_Provided records:_
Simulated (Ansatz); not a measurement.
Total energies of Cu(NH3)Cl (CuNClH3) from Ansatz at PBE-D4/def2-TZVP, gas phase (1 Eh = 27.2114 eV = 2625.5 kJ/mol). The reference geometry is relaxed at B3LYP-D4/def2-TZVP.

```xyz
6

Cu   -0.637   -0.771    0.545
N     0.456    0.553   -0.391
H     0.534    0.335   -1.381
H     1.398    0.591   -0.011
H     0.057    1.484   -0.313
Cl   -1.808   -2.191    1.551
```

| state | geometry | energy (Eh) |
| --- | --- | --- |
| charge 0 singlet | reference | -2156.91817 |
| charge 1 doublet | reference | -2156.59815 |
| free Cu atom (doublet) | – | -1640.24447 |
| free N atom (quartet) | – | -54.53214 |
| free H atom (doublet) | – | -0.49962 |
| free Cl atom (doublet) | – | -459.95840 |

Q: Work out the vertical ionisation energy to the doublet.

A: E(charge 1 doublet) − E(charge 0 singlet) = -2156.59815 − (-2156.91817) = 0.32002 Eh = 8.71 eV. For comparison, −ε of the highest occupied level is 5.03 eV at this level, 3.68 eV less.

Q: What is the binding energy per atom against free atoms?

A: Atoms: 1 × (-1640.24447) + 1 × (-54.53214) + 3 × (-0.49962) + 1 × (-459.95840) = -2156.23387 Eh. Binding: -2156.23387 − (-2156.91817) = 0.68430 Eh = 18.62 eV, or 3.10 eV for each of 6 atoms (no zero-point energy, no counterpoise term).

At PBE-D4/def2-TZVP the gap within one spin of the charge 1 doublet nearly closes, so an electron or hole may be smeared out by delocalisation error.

_Requirement:_
Look above for the line containing "reference | -2156.91817 |". Output from there through the line containing "Q: Work out", exactly and inclusively.

_Answer box:_
| charge 0 singlet | reference | -2156.91817 |
| charge 1 doublet | reference | -2156.59815 |
| free Cu atom (doublet) | – | -1640.24447 |
| free N atom (quartet) | – | -54.53214 |
| free H atom (doublet) | – | -0.49962 |
| free Cl atom (doublet) | – | -459.95840 |

Q: Work out the vertical ionisation energy to the doublet.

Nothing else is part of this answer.